#### [Data extracts]
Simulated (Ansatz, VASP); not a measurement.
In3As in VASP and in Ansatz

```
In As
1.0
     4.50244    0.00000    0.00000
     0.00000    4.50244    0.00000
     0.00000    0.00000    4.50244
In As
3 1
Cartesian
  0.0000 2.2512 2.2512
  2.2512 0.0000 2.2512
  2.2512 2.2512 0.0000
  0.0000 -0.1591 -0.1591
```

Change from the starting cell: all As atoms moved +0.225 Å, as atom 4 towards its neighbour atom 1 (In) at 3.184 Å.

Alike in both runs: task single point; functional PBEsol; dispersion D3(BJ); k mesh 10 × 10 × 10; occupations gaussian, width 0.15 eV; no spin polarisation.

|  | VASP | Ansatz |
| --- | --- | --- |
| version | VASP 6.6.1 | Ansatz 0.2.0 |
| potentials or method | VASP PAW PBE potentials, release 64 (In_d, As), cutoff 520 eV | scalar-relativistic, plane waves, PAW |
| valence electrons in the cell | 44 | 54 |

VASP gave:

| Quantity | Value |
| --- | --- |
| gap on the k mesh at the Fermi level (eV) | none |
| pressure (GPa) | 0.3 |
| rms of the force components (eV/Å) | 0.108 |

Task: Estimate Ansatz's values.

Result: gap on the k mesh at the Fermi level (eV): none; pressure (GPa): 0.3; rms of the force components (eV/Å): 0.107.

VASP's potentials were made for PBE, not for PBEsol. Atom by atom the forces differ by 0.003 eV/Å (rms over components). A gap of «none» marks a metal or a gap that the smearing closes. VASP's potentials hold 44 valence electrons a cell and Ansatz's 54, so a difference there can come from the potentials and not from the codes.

#### [Action item]
In the listing above, locate the line containing "In3As in VASP and in Ansatz" and the line containing "Result: gap on", then transcribe both and every line between them verbatim.

#### [Exercise output]
In3As in VASP and in Ansatz

```
In As
1.0
     4.50244    0.00000    0.00000
     0.00000    4.50244    0.00000
     0.00000    0.00000    4.50244
In As
3 1
Cartesian
  0.0000 2.2512 2.2512
  2.2512 0.0000 2.2512
  2.2512 2.2512 0.0000
  0.0000 -0.1591 -0.1591
```

Change from the starting cell: all As atoms moved +0.225 Å, as atom 4 towards its neighbour atom 1 (In) at 3.184 Å.

Alike in both runs: task single point; functional PBEsol; dispersion D3(BJ); k mesh 10 × 10 × 10; occupations gaussian, width 0.15 eV; no spin polarisation.

|  | VASP | Ansatz |
| --- | --- | --- |
| version | VASP 6.6.1 | Ansatz 0.2.0 |
| potentials or method | VASP PAW PBE potentials, release 64 (In_d, As), cutoff 520 eV | scalar-relativistic, plane waves, PAW |
| valence electrons in the cell | 44 | 54 |

VASP gave:

| Quantity | Value |
| --- | --- |
| gap on the k mesh at the Fermi level (eV) | none |
| pressure (GPa) | 0.3 |
| rms of the force components (eV/Å) | 0.108 |

Task: Estimate Ansatz's values.

Result: gap on the k mesh at the Fermi level (eV): none; pressure (GPa): 0.3; rms of the force components (eV/Å): 0.107.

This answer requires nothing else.